- [SOURCE DATA]:
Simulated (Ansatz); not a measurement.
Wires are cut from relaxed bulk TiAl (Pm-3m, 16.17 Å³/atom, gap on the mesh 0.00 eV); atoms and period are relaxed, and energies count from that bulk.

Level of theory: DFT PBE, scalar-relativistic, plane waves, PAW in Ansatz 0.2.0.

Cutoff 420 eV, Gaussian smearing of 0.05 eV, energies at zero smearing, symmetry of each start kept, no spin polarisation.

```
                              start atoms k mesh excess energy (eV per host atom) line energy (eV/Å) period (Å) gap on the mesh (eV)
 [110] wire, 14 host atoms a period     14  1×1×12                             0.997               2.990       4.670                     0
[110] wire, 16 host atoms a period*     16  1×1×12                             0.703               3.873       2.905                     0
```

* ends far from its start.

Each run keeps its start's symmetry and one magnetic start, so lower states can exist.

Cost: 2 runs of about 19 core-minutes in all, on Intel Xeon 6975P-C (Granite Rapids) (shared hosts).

- [WORK REQUEST]: In the material above, find the line containing "from its start." and the line containing "Each run keeps", then write out exactly those two lines and every line between them, and nothing more.

- [WRITTEN RESPONSE]:
* ends far from its start.

Each run keeps its start's symmetry and one magnetic start, so lower states can exist.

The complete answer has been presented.